INFORMATION -
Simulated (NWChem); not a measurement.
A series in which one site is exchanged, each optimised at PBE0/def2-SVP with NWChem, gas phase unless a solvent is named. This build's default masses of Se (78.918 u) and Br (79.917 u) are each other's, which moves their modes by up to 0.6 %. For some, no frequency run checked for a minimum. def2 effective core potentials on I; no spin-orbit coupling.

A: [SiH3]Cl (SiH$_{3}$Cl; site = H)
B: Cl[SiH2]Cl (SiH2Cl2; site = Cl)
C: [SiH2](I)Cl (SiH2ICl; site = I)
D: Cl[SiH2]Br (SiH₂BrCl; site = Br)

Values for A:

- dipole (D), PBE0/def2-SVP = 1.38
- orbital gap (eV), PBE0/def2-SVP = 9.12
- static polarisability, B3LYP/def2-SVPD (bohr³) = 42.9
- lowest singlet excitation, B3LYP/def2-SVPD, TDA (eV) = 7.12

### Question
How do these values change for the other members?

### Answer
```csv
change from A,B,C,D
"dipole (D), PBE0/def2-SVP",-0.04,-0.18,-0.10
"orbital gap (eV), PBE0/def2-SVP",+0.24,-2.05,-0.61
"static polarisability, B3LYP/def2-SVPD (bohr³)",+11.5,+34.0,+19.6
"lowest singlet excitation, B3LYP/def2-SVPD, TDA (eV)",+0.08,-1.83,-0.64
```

WORK REQUEST -
What is needed here is an exact copy of every record.

WRITTEN ANSWER -
Simulated (NWChem); not a measurement.
A series in which one site is exchanged, each optimised at PBE0/def2-SVP with NWChem, gas phase unless a solvent is named. This build's default masses of Se (78.918 u) and Br (79.917 u) are each other's, which moves their modes by up to 0.6 %. For some, no frequency run checked for a minimum. def2 effective core potentials on I; no spin-orbit coupling.

A: [SiH3]Cl (SiH$_{3}$Cl; site = H)
B: Cl[SiH2]Cl (SiH2Cl2; site = Cl)
C: [SiH2](I)Cl (SiH2ICl; site = I)
D: Cl[SiH2]Br (SiH₂BrCl; site = Br)

Values for A:

- dipole (D), PBE0/def2-SVP = 1.38
- orbital gap (eV), PBE0/def2-SVP = 9.12
- static polarisability, B3LYP/def2-SVPD (bohr³) = 42.9
- lowest singlet excitation, B3LYP/def2-SVPD, TDA (eV) = 7.12

### Question
How do these values change for the other members?

### Answer
```csv
change from A,B,C,D
"dipole (D), PBE0/def2-SVP",-0.04,-0.18,-0.10
"orbital gap (eV), PBE0/def2-SVP",+0.24,-2.05,-0.61
"static polarisability, B3LYP/def2-SVPD (bohr³)",+11.5,+34.0,+19.6
"lowest singlet excitation, B3LYP/def2-SVPD, TDA (eV)",+0.08,-1.83,-0.64
```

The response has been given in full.